Work item: Copy the data below. Keep every line exactly as it is.

Material supplied:
════════════════

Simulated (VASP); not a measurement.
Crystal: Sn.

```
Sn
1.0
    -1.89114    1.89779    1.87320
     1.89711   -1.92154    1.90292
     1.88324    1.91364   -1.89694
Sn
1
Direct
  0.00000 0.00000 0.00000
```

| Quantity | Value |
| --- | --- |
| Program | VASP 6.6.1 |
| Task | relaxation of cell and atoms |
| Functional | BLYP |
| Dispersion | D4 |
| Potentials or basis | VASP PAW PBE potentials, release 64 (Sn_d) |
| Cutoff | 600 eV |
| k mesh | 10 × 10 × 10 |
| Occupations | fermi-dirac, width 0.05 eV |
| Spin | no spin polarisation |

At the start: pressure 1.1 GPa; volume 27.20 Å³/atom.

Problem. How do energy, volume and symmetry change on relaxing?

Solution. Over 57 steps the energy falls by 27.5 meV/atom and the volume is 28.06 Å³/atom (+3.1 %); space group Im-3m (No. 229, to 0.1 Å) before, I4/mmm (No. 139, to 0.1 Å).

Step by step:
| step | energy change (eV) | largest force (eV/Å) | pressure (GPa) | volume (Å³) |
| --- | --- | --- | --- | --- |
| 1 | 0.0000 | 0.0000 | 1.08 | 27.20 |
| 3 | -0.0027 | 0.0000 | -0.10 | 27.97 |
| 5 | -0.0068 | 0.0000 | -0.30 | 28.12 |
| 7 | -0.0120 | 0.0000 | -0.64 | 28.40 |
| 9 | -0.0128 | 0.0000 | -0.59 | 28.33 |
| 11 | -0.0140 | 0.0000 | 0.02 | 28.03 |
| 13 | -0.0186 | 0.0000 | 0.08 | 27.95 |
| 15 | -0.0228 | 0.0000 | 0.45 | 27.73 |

════════════════

Result:
Simulated (VASP); not a measurement.
Crystal: Sn.

```
Sn
1.0
    -1.89114    1.89779    1.87320
     1.89711   -1.92154    1.90292
     1.88324    1.91364   -1.89694
Sn
1
Direct
  0.00000 0.00000 0.00000
```

| Quantity | Value |
| --- | --- |
| Program | VASP 6.6.1 |
| Task | relaxation of cell and atoms |
| Functional | BLYP |
| Dispersion | D4 |
| Potentials or basis | VASP PAW PBE potentials, release 64 (Sn_d) |
| Cutoff | 600 eV |
| k mesh | 10 × 10 × 10 |
| Occupations | fermi-dirac, width 0.05 eV |
| Spin | no spin polarisation |

At the start: pressure 1.1 GPa; volume 27.20 Å³/atom.

Problem. How do energy, volume and symmetry change on relaxing?

Solution. Over 57 steps the energy falls by 27.5 meV/atom and the volume is 28.06 Å³/atom (+3.1 %); space group Im-3m (No. 229, to 0.1 Å) before, I4/mmm (No. 139, to 0.1 Å).

Step by step:
| step | energy change (eV) | largest force (eV/Å) | pressure (GPa) | volume (Å³) |
| --- | --- | --- | --- | --- |
| 1 | 0.0000 | 0.0000 | 1.08 | 27.20 |
| 3 | -0.0027 | 0.0000 | -0.10 | 27.97 |
| 5 | -0.0068 | 0.0000 | -0.30 | 28.12 |
| 7 | -0.0120 | 0.0000 | -0.64 | 28.40 |
| 9 | -0.0128 | 0.0000 | -0.59 | 28.33 |
| 11 | -0.0140 | 0.0000 | 0.02 | 28.03 |
| 13 | -0.0186 | 0.0000 | 0.08 | 27.95 |
| 15 | -0.0228 | 0.0000 | 0.45 | 27.73 |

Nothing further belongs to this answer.